● **ACTION ITEM**:
Reproduce verbatim the lines of the material below, starting at the line with "cell | 28 | 32 |" and ending at the line with "4.18 | +0.006 |", both inclusive; skip the rest.

__________________________________________________

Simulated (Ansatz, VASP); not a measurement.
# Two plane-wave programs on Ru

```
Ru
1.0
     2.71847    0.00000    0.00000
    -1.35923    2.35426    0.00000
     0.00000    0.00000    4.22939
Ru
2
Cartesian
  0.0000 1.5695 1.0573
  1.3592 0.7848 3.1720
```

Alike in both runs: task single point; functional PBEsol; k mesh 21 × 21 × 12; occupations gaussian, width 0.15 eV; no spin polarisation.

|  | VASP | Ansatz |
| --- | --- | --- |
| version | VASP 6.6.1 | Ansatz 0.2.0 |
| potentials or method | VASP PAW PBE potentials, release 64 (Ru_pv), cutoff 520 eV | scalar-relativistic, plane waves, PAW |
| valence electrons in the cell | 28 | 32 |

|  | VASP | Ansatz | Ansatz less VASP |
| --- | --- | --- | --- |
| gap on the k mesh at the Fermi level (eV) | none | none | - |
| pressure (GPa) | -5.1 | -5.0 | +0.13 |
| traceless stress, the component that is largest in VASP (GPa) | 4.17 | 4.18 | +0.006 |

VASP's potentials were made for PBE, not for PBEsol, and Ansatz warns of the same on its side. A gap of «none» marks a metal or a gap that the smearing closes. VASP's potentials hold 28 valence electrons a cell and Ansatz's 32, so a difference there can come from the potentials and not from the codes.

__________________________________________________

● **TASK RESULT**:
| valence electrons in the cell | 28 | 32 |

|  | VASP | Ansatz | Ansatz less VASP |
| --- | --- | --- | --- |
| gap on the k mesh at the Fermi level (eV) | none | none | - |
| pressure (GPa) | -5.1 | -5.0 | +0.13 |
| traceless stress, the component that is largest in VASP (GPa) | 4.17 | 4.18 | +0.006 |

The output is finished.